» GIVEN INFORMATION
========================================

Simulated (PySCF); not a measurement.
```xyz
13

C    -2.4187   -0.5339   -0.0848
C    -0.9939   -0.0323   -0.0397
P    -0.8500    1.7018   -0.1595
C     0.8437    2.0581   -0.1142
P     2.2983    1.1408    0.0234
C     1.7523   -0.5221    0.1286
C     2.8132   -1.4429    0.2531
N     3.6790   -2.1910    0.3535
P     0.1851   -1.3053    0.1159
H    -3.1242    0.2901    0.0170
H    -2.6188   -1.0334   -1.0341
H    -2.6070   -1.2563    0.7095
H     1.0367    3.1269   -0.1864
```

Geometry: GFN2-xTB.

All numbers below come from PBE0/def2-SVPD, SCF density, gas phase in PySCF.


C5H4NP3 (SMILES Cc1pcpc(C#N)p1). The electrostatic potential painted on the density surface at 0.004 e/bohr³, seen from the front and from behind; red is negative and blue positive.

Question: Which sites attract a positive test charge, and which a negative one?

========================================

» ASSIGNMENT
Write each line of the data above out again without altering a word.

» ANSWER SECTION
Simulated (PySCF); not a measurement.
```xyz
13

C    -2.4187   -0.5339   -0.0848
C    -0.9939   -0.0323   -0.0397
P    -0.8500    1.7018   -0.1595
C     0.8437    2.0581   -0.1142
P     2.2983    1.1408    0.0234
C     1.7523   -0.5221    0.1286
C     2.8132   -1.4429    0.2531
N     3.6790   -2.1910    0.3535
P     0.1851   -1.3053    0.1159
H    -3.1242    0.2901    0.0170
H    -2.6188   -1.0334   -1.0341
H    -2.6070   -1.2563    0.7095
H     1.0367    3.1269   -0.1864
```

Geometry: GFN2-xTB.

All numbers below come from PBE0/def2-SVPD, SCF density, gas phase in PySCF.


C5H4NP3 (SMILES Cc1pcpc(C#N)p1). The electrostatic potential painted on the density surface at 0.004 e/bohr³, seen from the front and from behind; red is negative and blue positive.

Question: Which sites attract a positive test charge, and which a negative one?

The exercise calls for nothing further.